■ Assignment ■
Please restate verbatim the lines that open the listing below, ending with the line in which "waves, PAW |" occurs.

■ Raw data ■
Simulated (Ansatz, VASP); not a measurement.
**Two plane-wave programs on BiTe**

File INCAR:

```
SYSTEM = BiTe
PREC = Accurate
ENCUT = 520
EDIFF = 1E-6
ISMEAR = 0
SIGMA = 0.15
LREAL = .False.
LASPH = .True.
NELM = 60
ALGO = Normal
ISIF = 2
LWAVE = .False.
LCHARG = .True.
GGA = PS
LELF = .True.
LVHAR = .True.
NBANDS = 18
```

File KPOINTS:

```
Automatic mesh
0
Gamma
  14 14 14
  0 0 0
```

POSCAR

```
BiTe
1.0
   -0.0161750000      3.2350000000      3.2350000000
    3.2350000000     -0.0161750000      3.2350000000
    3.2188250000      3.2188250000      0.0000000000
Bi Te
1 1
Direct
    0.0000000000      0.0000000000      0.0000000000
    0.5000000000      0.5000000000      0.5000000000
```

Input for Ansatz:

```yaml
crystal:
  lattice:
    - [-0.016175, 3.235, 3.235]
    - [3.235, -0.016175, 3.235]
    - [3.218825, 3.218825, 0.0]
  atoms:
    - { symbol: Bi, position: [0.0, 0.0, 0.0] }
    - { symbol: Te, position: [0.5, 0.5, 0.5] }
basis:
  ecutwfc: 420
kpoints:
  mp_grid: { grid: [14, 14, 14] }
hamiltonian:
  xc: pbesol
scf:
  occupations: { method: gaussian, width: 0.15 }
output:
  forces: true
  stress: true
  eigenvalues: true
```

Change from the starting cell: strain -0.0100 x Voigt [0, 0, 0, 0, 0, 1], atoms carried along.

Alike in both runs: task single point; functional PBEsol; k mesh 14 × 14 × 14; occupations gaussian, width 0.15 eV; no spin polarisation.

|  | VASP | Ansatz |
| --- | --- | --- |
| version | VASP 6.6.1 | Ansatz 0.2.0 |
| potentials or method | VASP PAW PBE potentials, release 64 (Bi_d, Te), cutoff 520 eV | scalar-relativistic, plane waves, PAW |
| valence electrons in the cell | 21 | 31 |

■ Exercise output ■
Simulated (Ansatz, VASP); not a measurement.
**Two plane-wave programs on BiTe**

File INCAR:

```
SYSTEM = BiTe
PREC = Accurate
ENCUT = 520
EDIFF = 1E-6
ISMEAR = 0
SIGMA = 0.15
LREAL = .False.
LASPH = .True.
NELM = 60
ALGO = Normal
ISIF = 2
LWAVE = .False.
LCHARG = .True.
GGA = PS
LELF = .True.
LVHAR = .True.
NBANDS = 18
```

File KPOINTS:

```
Automatic mesh
0
Gamma
  14 14 14
  0 0 0
```

POSCAR

```
BiTe
1.0
   -0.0161750000      3.2350000000      3.2350000000
    3.2350000000     -0.0161750000      3.2350000000
    3.2188250000      3.2188250000      0.0000000000
Bi Te
1 1
Direct
    0.0000000000      0.0000000000      0.0000000000
    0.5000000000      0.5000000000      0.5000000000
```

Input for Ansatz:

```yaml
crystal:
  lattice:
    - [-0.016175, 3.235, 3.235]
    - [3.235, -0.016175, 3.235]
    - [3.218825, 3.218825, 0.0]
  atoms:
    - { symbol: Bi, position: [0.0, 0.0, 0.0] }
    - { symbol: Te, position: [0.5, 0.5, 0.5] }
basis:
  ecutwfc: 420
kpoints:
  mp_grid: { grid: [14, 14, 14] }
hamiltonian:
  xc: pbesol
scf:
  occupations: { method: gaussian, width: 0.15 }
output:
  forces: true
  stress: true
  eigenvalues: true
```

Change from the starting cell: strain -0.0100 x Voigt [0, 0, 0, 0, 0, 1], atoms carried along.

Alike in both runs: task single point; functional PBEsol; k mesh 14 × 14 × 14; occupations gaussian, width 0.15 eV; no spin polarisation.

|  | VASP | Ansatz |
| --- | --- | --- |
| version | VASP 6.6.1 | Ansatz 0.2.0 |
| potentials or method | VASP PAW PBE potentials, release 64 (Bi_d, Te), cutoff 520 eV | scalar-relativistic, plane waves, PAW |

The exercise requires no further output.